■ Requirement:
Copy the data exactly from the line that contains "beside NMR shieldings**" through the line that contains "Isolated species at", keeping both end lines and leaving out everything else.

■ Data under study:
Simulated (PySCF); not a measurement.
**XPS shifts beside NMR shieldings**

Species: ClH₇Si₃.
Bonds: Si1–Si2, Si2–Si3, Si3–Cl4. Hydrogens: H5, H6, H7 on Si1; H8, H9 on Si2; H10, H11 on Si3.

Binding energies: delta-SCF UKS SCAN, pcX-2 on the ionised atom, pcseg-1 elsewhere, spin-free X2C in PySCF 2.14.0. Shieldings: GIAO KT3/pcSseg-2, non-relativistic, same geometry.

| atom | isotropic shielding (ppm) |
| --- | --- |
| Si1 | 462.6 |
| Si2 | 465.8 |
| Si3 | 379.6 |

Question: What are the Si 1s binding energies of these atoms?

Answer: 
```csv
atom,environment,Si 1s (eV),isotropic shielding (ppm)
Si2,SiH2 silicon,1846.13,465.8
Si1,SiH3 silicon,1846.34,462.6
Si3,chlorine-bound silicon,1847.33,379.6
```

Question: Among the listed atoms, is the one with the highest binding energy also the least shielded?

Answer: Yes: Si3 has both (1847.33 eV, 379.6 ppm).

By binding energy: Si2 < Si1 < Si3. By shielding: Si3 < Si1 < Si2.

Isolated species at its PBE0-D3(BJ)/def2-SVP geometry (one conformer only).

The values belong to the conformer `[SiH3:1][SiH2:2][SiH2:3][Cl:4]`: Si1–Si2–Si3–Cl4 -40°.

■ Solution:
**XPS shifts beside NMR shieldings**

Species: ClH₇Si₃.
Bonds: Si1–Si2, Si2–Si3, Si3–Cl4. Hydrogens: H5, H6, H7 on Si1; H8, H9 on Si2; H10, H11 on Si3.

Binding energies: delta-SCF UKS SCAN, pcX-2 on the ionised atom, pcseg-1 elsewhere, spin-free X2C in PySCF 2.14.0. Shieldings: GIAO KT3/pcSseg-2, non-relativistic, same geometry.

| atom | isotropic shielding (ppm) |
| --- | --- |
| Si1 | 462.6 |
| Si2 | 465.8 |
| Si3 | 379.6 |

Question: What are the Si 1s binding energies of these atoms?

Answer: 
```csv
atom,environment,Si 1s (eV),isotropic shielding (ppm)
Si2,SiH2 silicon,1846.13,465.8
Si1,SiH3 silicon,1846.34,462.6
Si3,chlorine-bound silicon,1847.33,379.6
```

Question: Among the listed atoms, is the one with the highest binding energy also the least shielded?

Answer: Yes: Si3 has both (1847.33 eV, 379.6 ppm).

By binding energy: Si2 < Si1 < Si3. By shielding: Si3 < Si1 < Si2.

Isolated species at its PBE0-D3(BJ)/def2-SVP geometry (one conformer only).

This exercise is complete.